• Data to examine
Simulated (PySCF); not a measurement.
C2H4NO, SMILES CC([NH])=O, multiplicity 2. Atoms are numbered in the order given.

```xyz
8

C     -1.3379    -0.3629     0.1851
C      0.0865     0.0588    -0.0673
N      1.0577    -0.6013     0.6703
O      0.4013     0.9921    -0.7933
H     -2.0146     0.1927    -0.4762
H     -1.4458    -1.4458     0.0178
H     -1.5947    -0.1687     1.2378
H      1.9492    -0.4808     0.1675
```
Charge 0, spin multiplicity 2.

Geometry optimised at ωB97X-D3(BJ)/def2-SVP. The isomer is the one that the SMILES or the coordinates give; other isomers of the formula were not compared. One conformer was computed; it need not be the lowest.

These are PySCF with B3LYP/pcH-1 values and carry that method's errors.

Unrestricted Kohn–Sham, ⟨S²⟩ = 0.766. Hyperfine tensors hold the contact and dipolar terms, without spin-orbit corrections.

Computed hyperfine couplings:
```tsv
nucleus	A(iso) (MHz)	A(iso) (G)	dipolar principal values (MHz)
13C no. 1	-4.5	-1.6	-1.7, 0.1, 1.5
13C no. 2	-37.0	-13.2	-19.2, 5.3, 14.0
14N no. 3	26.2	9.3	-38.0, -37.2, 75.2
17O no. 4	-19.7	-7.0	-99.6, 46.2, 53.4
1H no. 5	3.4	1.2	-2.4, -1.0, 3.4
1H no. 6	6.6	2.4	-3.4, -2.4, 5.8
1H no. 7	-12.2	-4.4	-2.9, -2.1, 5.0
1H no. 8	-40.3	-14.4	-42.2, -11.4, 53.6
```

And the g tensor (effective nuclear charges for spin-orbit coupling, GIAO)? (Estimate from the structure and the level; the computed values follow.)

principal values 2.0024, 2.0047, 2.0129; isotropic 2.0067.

• Exercise
Write out the records above exactly, from the opening line to the line with "And the g tensor", including both, with nothing added.

• Written reply
Simulated (PySCF); not a measurement.
C2H4NO, SMILES CC([NH])=O, multiplicity 2. Atoms are numbered in the order given.

```xyz
8

C     -1.3379    -0.3629     0.1851
C      0.0865     0.0588    -0.0673
N      1.0577    -0.6013     0.6703
O      0.4013     0.9921    -0.7933
H     -2.0146     0.1927    -0.4762
H     -1.4458    -1.4458     0.0178
H     -1.5947    -0.1687     1.2378
H      1.9492    -0.4808     0.1675
```
Charge 0, spin multiplicity 2.

Geometry optimised at ωB97X-D3(BJ)/def2-SVP. The isomer is the one that the SMILES or the coordinates give; other isomers of the formula were not compared. One conformer was computed; it need not be the lowest.

These are PySCF with B3LYP/pcH-1 values and carry that method's errors.

Unrestricted Kohn–Sham, ⟨S²⟩ = 0.766. Hyperfine tensors hold the contact and dipolar terms, without spin-orbit corrections.

Computed hyperfine couplings:
```tsv
nucleus	A(iso) (MHz)	A(iso) (G)	dipolar principal values (MHz)
13C no. 1	-4.5	-1.6	-1.7, 0.1, 1.5
13C no. 2	-37.0	-13.2	-19.2, 5.3, 14.0
14N no. 3	26.2	9.3	-38.0, -37.2, 75.2
17O no. 4	-19.7	-7.0	-99.6, 46.2, 53.4
1H no. 5	3.4	1.2	-2.4, -1.0, 3.4
1H no. 6	6.6	2.4	-3.4, -2.4, 5.8
1H no. 7	-12.2	-4.4	-2.9, -2.1, 5.0
1H no. 8	-40.3	-14.4	-42.2, -11.4, 53.6
```

And the g tensor (effective nuclear charges for spin-orbit coupling, GIAO)? (Estimate from the structure and the level; the computed values follow.)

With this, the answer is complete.